> _Required action_:
Copy the records below verbatim, from the first line through the line containing "at the right.*", inclusive, and output nothing else.

START Data under study

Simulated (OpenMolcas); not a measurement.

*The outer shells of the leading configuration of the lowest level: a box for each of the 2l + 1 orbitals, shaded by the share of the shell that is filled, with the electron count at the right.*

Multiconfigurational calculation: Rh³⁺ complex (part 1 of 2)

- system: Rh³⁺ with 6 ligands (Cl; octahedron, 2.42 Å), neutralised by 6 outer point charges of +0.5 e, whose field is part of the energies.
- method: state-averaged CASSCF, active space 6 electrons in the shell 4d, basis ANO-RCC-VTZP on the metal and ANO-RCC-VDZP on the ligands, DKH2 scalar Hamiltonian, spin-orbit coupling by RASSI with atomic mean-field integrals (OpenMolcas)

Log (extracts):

END Data under study

> _Exercise output_:
Simulated (OpenMolcas); not a measurement.

*The outer shells of the leading configuration of the lowest level: a box for each of the 2l + 1 orbitals, shaded by the share of the shell that is filled, with the electron count at the right.*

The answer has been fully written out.